*** Opening SOURCE DATA ***

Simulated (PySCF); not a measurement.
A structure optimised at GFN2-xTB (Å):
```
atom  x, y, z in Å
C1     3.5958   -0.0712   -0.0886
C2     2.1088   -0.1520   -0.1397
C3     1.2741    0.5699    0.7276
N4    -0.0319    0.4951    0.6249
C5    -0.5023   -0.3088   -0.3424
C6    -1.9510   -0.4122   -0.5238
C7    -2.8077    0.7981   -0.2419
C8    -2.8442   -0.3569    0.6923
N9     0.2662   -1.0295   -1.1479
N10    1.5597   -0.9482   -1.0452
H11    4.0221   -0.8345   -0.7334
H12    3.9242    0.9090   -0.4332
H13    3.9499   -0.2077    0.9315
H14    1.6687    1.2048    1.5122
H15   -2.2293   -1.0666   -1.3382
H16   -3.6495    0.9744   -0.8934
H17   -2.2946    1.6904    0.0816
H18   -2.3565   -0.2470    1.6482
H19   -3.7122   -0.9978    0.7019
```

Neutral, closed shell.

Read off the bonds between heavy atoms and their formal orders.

*** Closing SOURCE DATA ***

» ACTION ITEM: Repeat the data exactly, with every line included.

» SOLUTION:
Simulated (PySCF); not a measurement.
A structure optimised at GFN2-xTB (Å):
```
atom  x, y, z in Å
C1     3.5958   -0.0712   -0.0886
C2     2.1088   -0.1520   -0.1397
C3     1.2741    0.5699    0.7276
N4    -0.0319    0.4951    0.6249
C5    -0.5023   -0.3088   -0.3424
C6    -1.9510   -0.4122   -0.5238
C7    -2.8077    0.7981   -0.2419
C8    -2.8442   -0.3569    0.6923
N9     0.2662   -1.0295   -1.1479
N10    1.5597   -0.9482   -1.0452
H11    4.0221   -0.8345   -0.7334
H12    3.9242    0.9090   -0.4332
H13    3.9499   -0.2077    0.9315
H14    1.6687    1.2048    1.5122
H15   -2.2293   -1.0666   -1.3382
H16   -3.6495    0.9744   -0.8934
H17   -2.2946    1.6904    0.0816
H18   -2.3565   -0.2470    1.6482
H19   -3.7122   -0.9978    0.7019
```

Neutral, closed shell.

Read off the bonds between heavy atoms and their formal orders.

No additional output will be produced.